#### Supplied data:
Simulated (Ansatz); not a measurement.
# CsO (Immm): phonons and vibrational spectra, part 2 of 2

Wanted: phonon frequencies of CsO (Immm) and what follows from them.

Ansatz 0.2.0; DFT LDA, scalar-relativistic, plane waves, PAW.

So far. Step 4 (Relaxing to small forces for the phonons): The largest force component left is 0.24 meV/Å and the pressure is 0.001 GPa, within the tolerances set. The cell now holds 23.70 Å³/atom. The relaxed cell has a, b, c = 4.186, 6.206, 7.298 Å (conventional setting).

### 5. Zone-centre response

#### Required action:
Nothing may be omitted. Restate all of the entries exactly.

#### Written response:
Simulated (Ansatz); not a measurement.
# CsO (Immm): phonons and vibrational spectra, part 2 of 2

Wanted: phonon frequencies of CsO (Immm) and what follows from them.

Ansatz 0.2.0; DFT LDA, scalar-relativistic, plane waves, PAW.

So far. Step 4 (Relaxing to small forces for the phonons): The largest force component left is 0.24 meV/Å and the pressure is 0.001 GPa, within the tolerances set. The cell now holds 23.70 Å³/atom. The relaxed cell has a, b, c = 4.186, 6.206, 7.298 Å (conventional setting).

### 5. Zone-centre response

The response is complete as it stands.